[[ Excerpted data, beginning ]]

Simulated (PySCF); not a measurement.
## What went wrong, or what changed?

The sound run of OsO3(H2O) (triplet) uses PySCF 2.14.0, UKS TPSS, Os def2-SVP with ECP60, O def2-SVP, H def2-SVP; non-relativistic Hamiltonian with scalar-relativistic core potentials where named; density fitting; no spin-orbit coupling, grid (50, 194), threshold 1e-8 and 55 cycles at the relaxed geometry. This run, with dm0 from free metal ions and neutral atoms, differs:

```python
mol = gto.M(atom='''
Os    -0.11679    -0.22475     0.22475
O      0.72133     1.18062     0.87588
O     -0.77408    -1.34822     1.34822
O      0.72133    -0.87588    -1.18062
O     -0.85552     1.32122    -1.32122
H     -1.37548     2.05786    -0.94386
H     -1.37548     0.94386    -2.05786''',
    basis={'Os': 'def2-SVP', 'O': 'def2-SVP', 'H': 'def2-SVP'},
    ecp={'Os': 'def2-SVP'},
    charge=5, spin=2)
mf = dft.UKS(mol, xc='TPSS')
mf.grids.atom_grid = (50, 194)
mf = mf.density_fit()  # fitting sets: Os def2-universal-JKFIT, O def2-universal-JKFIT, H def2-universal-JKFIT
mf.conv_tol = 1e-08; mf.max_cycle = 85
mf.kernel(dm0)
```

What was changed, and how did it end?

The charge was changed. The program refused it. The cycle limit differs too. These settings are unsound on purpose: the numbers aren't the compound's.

[[ Excerpted data, end ]]

Task item:
Go to the line in the material above that contains "## What went wrong, or what changed?" and copy exactly from there through the line that contains "What was changed, and how did it end?", stopping after it.

Expected answer:
## What went wrong, or what changed?

The sound run of OsO3(H2O) (triplet) uses PySCF 2.14.0, UKS TPSS, Os def2-SVP with ECP60, O def2-SVP, H def2-SVP; non-relativistic Hamiltonian with scalar-relativistic core potentials where named; density fitting; no spin-orbit coupling, grid (50, 194), threshold 1e-8 and 55 cycles at the relaxed geometry. This run, with dm0 from free metal ions and neutral atoms, differs:

```python
mol = gto.M(atom='''
Os    -0.11679    -0.22475     0.22475
O      0.72133     1.18062     0.87588
O     -0.77408    -1.34822     1.34822
O      0.72133    -0.87588    -1.18062
O     -0.85552     1.32122    -1.32122
H     -1.37548     2.05786    -0.94386
H     -1.37548     0.94386    -2.05786''',
    basis={'Os': 'def2-SVP', 'O': 'def2-SVP', 'H': 'def2-SVP'},
    ecp={'Os': 'def2-SVP'},
    charge=5, spin=2)
mf = dft.UKS(mol, xc='TPSS')
mf.grids.atom_grid = (50, 194)
mf = mf.density_fit()  # fitting sets: Os def2-universal-JKFIT, O def2-universal-JKFIT, H def2-universal-JKFIT
mf.conv_tol = 1e-08; mf.max_cycle = 85
mf.kernel(dm0)
```

What was changed, and how did it end?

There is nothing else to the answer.